Would you please write out every record exactly?

-----

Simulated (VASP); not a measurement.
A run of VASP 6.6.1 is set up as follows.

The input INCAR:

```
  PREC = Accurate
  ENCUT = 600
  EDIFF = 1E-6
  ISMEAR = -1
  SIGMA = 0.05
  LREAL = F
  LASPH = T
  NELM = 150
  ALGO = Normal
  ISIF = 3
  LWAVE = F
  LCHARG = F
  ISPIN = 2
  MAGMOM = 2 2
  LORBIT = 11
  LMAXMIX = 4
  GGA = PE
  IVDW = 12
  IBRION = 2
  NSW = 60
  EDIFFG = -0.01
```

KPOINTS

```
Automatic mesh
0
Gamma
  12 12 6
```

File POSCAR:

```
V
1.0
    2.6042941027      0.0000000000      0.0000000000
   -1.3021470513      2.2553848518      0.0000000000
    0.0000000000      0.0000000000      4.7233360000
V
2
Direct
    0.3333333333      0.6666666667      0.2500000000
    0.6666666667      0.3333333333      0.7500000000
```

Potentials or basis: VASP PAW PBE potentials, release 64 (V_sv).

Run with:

-----

PROBLEM SOLUTION:
Simulated (VASP); not a measurement.
A run of VASP 6.6.1 is set up as follows.

The input INCAR:

```
  PREC = Accurate
  ENCUT = 600
  EDIFF = 1E-6
  ISMEAR = -1
  SIGMA = 0.05
  LREAL = F
  LASPH = T
  NELM = 150
  ALGO = Normal
  ISIF = 3
  LWAVE = F
  LCHARG = F
  ISPIN = 2
  MAGMOM = 2 2
  LORBIT = 11
  LMAXMIX = 4
  GGA = PE
  IVDW = 12
  IBRION = 2
  NSW = 60
  EDIFFG = -0.01
```

KPOINTS

```
Automatic mesh
0
Gamma
  12 12 6
```

File POSCAR:

```
V
1.0
    2.6042941027      0.0000000000      0.0000000000
   -1.3021470513      2.2553848518      0.0000000000
    0.0000000000      0.0000000000      4.7233360000
V
2
Direct
    0.3333333333      0.6666666667      0.2500000000
    0.6666666667      0.3333333333      0.7500000000
```

Potentials or basis: VASP PAW PBE potentials, release 64 (V_sv).

Run with:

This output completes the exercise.